→ Data to examine
· · · ·
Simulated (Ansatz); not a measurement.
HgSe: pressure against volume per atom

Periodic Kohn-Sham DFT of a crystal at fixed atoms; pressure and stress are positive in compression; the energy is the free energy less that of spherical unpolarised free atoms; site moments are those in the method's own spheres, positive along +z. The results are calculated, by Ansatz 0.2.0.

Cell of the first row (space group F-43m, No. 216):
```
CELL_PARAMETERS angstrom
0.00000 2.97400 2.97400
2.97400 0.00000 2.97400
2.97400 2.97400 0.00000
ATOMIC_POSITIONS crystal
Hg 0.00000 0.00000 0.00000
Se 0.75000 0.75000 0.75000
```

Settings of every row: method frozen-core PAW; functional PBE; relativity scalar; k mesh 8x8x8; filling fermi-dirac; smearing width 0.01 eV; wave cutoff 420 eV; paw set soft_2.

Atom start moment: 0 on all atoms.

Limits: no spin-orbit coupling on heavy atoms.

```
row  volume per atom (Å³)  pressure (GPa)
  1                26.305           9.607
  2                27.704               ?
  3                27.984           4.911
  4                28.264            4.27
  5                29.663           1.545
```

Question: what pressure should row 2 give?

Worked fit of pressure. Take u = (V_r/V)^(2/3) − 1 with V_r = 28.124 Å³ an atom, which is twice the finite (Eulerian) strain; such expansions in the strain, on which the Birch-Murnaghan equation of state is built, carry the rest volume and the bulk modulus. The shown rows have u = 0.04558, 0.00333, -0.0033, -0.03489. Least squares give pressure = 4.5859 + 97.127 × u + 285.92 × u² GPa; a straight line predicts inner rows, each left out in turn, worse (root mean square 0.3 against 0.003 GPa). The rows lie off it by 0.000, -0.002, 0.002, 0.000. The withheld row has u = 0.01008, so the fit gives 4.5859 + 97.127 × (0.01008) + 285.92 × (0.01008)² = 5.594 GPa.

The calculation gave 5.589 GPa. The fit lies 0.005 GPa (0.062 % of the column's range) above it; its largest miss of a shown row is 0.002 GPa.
· · · ·

Up to and including the line with "Worked fit of", please return the records exactly, beginning from their first line.

Simulated (Ansatz); not a measurement.
HgSe: pressure against volume per atom

Periodic Kohn-Sham DFT of a crystal at fixed atoms; pressure and stress are positive in compression; the energy is the free energy less that of spherical unpolarised free atoms; site moments are those in the method's own spheres, positive along +z. The results are calculated, by Ansatz 0.2.0.

Cell of the first row (space group F-43m, No. 216):
```
CELL_PARAMETERS angstrom
0.00000 2.97400 2.97400
2.97400 0.00000 2.97400
2.97400 2.97400 0.00000
ATOMIC_POSITIONS crystal
Hg 0.00000 0.00000 0.00000
Se 0.75000 0.75000 0.75000
```

Settings of every row: method frozen-core PAW; functional PBE; relativity scalar; k mesh 8x8x8; filling fermi-dirac; smearing width 0.01 eV; wave cutoff 420 eV; paw set soft_2.

Atom start moment: 0 on all atoms.

Limits: no spin-orbit coupling on heavy atoms.

```
row  volume per atom (Å³)  pressure (GPa)
  1                26.305           9.607
  2                27.704               ?
  3                27.984           4.911
  4                28.264            4.27
  5                29.663           1.545
```

Question: what pressure should row 2 give?

Worked fit of pressure. Take u = (V_r/V)^(2/3) − 1 with V_r = 28.124 Å³ an atom, which is twice the finite (Eulerian) strain; such expansions in the strain, on which the Birch-Murnaghan equation of state is built, carry the rest volume and the bulk modulus. The shown rows have u = 0.04558, 0.00333, -0.0033, -0.03489. Least squares give pressure = 4.5859 + 97.127 × u + 285.92 × u² GPa; a straight line predicts inner rows, each left out in turn, worse (root mean square 0.3 against 0.003 GPa). The rows lie off it by 0.000, -0.002, 0.002, 0.000. The withheld row has u = 0.01008, so the fit gives 4.5859 + 97.127 × (0.01008) + 285.92 × (0.01008)² = 5.594 GPa.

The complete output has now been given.